**Activity:** Transcribe the entire listing exactly.

**Information given:**
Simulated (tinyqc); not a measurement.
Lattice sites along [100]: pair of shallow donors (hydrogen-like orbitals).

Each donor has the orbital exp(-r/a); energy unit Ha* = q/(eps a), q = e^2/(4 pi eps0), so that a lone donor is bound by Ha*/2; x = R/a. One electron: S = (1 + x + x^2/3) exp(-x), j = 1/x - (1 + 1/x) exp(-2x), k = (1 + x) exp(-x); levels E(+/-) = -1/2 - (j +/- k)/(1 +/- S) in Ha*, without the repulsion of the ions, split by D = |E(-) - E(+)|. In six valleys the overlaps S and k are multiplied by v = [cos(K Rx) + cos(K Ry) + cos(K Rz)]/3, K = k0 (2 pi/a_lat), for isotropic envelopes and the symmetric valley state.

**Your solution:**
Simulated (tinyqc); not a measurement.
Lattice sites along [100]: pair of shallow donors (hydrogen-like orbitals).

Each donor has the orbital exp(-r/a); energy unit Ha* = q/(eps a), q = e^2/(4 pi eps0), so that a lone donor is bound by Ha*/2; x = R/a. One electron: S = (1 + x + x^2/3) exp(-x), j = 1/x - (1 + 1/x) exp(-2x), k = (1 + x) exp(-x); levels E(+/-) = -1/2 - (j +/- k)/(1 +/- S) in Ha*, without the repulsion of the ions, split by D = |E(-) - E(+)|. In six valleys the overlaps S and k are multiplied by v = [cos(K Rx) + cos(K Ry) + cos(K Rz)]/3, K = k0 (2 pi/a_lat), for isotropic envelopes and the symmetric valley state.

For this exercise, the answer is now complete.